> **WORK ORDER**
Output, word for word, every line from the start of the listing down to and including the line that contains "64 (Co, O)."; include nothing else.

(DATA FOR REVIEW Opens)

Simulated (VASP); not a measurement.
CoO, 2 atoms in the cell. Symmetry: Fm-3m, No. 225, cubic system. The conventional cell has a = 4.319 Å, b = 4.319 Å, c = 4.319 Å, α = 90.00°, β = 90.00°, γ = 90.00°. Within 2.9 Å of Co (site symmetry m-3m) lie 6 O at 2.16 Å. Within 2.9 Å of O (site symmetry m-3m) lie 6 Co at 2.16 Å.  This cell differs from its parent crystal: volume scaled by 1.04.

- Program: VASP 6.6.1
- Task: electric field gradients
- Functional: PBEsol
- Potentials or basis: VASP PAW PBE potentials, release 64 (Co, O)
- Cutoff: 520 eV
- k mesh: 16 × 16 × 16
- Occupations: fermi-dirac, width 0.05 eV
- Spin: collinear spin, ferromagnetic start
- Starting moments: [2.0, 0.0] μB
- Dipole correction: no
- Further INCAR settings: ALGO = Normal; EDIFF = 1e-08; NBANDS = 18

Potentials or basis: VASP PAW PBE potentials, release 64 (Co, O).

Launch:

(DATA FOR REVIEW Closes)

> **EXERCISE OUTPUT**
Simulated (VASP); not a measurement.
CoO, 2 atoms in the cell. Symmetry: Fm-3m, No. 225, cubic system. The conventional cell has a = 4.319 Å, b = 4.319 Å, c = 4.319 Å, α = 90.00°, β = 90.00°, γ = 90.00°. Within 2.9 Å of Co (site symmetry m-3m) lie 6 O at 2.16 Å. Within 2.9 Å of O (site symmetry m-3m) lie 6 Co at 2.16 Å.  This cell differs from its parent crystal: volume scaled by 1.04.

- Program: VASP 6.6.1
- Task: electric field gradients
- Functional: PBEsol
- Potentials or basis: VASP PAW PBE potentials, release 64 (Co, O)
- Cutoff: 520 eV
- k mesh: 16 × 16 × 16
- Occupations: fermi-dirac, width 0.05 eV
- Spin: collinear spin, ferromagnetic start
- Starting moments: [2.0, 0.0] μB
- Dipole correction: no
- Further INCAR settings: ALGO = Normal; EDIFF = 1e-08; NBANDS = 18

Potentials or basis: VASP PAW PBE potentials, release 64 (Co, O).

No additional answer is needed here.